Required action:
Print this span of the material below exactly: the line with "Input: 1 mol", the line with "Equilibrium computed with", and every line between them, but nothing else.

(Material shown Opens)

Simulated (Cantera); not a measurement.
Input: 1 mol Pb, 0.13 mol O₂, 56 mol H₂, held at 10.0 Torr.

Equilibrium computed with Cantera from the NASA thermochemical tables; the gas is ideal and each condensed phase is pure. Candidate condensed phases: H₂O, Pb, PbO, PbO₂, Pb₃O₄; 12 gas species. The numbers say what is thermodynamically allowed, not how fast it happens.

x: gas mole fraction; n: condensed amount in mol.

(Material shown Closes)

Reply:
Input: 1 mol Pb, 0.13 mol O₂, 56 mol H₂, held at 10.0 Torr.

Equilibrium computed with Cantera from the NASA thermochemical tables; the gas is ideal and each condensed phase is pure. Candidate condensed phases: H₂O, Pb, PbO, PbO₂, Pb₃O₄; 12 gas species. The numbers say what is thermodynamically allowed, not how fast it happens.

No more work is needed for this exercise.